*WORK ORDER*
The answer must consist of every record below, reproduced exactly.

*THE DATA*
┌──
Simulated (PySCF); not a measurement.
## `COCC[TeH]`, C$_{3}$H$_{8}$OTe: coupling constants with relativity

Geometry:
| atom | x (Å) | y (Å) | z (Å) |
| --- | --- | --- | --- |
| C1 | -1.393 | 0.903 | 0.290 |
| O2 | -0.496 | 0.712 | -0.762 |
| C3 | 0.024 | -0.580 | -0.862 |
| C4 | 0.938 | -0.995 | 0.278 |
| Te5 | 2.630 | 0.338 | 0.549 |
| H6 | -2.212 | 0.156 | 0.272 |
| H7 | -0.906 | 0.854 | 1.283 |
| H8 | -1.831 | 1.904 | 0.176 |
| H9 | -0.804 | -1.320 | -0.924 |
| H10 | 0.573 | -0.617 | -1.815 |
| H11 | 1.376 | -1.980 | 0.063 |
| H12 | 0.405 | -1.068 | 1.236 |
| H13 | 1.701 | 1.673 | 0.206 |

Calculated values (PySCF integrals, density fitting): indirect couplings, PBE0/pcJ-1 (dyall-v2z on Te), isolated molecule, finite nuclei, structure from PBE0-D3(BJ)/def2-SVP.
└──

*EXERCISE SOLUTION*
Simulated (PySCF); not a measurement.
## `COCC[TeH]`, C$_{3}$H$_{8}$OTe: coupling constants with relativity

Geometry:
| atom | x (Å) | y (Å) | z (Å) |
| --- | --- | --- | --- |
| C1 | -1.393 | 0.903 | 0.290 |
| O2 | -0.496 | 0.712 | -0.762 |
| C3 | 0.024 | -0.580 | -0.862 |
| C4 | 0.938 | -0.995 | 0.278 |
| Te5 | 2.630 | 0.338 | 0.549 |
| H6 | -2.212 | 0.156 | 0.272 |
| H7 | -0.906 | 0.854 | 1.283 |
| H8 | -1.831 | 1.904 | 0.176 |
| H9 | -0.804 | -1.320 | -0.924 |
| H10 | 0.573 | -0.617 | -1.815 |
| H11 | 1.376 | -1.980 | 0.063 |
| H12 | 0.405 | -1.068 | 1.236 |
| H13 | 1.701 | 1.673 | 0.206 |

Calculated values (PySCF integrals, density fitting): indirect couplings, PBE0/pcJ-1 (dyall-v2z on Te), isolated molecule, finite nuclei, structure from PBE0-D3(BJ)/def2-SVP.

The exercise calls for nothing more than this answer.